== INFORMATION

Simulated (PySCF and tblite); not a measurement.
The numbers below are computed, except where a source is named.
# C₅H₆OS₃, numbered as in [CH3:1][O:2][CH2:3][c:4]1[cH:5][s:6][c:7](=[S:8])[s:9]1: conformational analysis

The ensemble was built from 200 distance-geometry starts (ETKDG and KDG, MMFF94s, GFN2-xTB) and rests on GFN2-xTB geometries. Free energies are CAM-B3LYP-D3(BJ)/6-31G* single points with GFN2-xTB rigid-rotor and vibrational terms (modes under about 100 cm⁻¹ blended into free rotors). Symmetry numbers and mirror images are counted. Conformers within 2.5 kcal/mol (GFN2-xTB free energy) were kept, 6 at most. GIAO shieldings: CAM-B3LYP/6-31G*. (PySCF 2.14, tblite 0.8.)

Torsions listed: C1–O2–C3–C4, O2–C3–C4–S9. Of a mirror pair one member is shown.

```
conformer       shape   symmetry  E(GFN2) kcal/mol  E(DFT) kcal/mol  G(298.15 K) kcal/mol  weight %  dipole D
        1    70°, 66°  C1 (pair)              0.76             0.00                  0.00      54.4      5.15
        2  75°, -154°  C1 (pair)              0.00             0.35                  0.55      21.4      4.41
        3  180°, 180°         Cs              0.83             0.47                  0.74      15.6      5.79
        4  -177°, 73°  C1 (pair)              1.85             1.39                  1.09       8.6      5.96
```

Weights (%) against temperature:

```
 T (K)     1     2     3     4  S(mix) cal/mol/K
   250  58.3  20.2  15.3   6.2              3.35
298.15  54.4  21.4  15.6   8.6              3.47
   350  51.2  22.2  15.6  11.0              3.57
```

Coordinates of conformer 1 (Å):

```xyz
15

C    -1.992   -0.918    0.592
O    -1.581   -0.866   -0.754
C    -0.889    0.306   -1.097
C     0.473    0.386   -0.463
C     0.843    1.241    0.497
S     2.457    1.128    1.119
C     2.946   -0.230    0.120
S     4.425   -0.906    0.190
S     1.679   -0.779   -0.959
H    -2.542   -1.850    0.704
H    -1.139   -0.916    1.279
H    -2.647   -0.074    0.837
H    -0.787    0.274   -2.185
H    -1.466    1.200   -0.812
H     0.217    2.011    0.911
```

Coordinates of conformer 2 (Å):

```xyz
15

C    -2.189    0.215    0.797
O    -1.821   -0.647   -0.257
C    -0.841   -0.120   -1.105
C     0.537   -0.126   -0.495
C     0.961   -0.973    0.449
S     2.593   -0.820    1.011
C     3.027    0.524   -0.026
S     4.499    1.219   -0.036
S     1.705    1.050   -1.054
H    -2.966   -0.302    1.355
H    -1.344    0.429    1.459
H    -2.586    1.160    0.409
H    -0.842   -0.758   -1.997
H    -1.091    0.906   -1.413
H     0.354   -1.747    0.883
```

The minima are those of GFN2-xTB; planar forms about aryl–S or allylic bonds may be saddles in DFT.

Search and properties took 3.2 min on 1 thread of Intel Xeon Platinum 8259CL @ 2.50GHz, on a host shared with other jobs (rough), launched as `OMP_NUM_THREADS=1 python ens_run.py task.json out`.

====

Both the first line of the records above and the line containing "# C₅H₆OS₃, numbered" are to be transcribed exactly, together with every line between them, and nothing else.

Simulated (PySCF and tblite); not a measurement.
The numbers below are computed, except where a source is named.
# C₅H₆OS₃, numbered as in [CH3:1][O:2][CH2:3][c:4]1[cH:5][s:6][c:7](=[S:8])[s:9]1: conformational analysis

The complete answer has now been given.